Required action: Nothing in the listing should differ in your copy; retype it all exactly.

=-=-=-=-=

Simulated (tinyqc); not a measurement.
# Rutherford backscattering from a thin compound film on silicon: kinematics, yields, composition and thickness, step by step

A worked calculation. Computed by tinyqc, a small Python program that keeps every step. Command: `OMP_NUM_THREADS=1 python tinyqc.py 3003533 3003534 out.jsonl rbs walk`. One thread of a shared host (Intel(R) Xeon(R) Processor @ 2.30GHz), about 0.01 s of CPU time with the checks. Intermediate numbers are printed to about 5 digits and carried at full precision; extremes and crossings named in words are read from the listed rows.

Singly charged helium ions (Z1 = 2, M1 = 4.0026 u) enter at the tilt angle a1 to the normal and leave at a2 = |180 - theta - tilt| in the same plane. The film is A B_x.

=-=-=-=-=

Your solution:
Simulated (tinyqc); not a measurement.
# Rutherford backscattering from a thin compound film on silicon: kinematics, yields, composition and thickness, step by step

A worked calculation. Computed by tinyqc, a small Python program that keeps every step. Command: `OMP_NUM_THREADS=1 python tinyqc.py 3003533 3003534 out.jsonl rbs walk`. One thread of a shared host (Intel(R) Xeon(R) Processor @ 2.30GHz), about 0.01 s of CPU time with the checks. Intermediate numbers are printed to about 5 digits and carried at full precision; extremes and crossings named in words are read from the listed rows.

Singly charged helium ions (Z1 = 2, M1 = 4.0026 u) enter at the tilt angle a1 to the normal and leave at a2 = |180 - theta - tilt| in the same plane. The film is A B_x.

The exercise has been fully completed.